Supplied entries -

━━━━━━━━━━━━━━━━

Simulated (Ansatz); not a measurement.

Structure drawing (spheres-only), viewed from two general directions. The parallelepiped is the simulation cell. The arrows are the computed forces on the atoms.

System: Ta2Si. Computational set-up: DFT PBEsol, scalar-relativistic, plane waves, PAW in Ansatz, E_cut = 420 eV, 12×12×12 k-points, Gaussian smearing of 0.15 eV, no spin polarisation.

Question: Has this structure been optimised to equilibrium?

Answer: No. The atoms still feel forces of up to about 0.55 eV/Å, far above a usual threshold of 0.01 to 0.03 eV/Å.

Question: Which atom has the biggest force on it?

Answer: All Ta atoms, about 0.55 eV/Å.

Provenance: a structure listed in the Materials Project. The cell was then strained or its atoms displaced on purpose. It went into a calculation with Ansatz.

━━━━━━━━━━━━━━━━

Brief -
Using the data above, restate word for word the lines from its opening line through the line that contains "Structure drawing (spheres-only), viewed", and no more.

Written answer -
Simulated (Ansatz); not a measurement.

Structure drawing (spheres-only), viewed from two general directions. The parallelepiped is the simulation cell. The arrows are the computed forces on the atoms.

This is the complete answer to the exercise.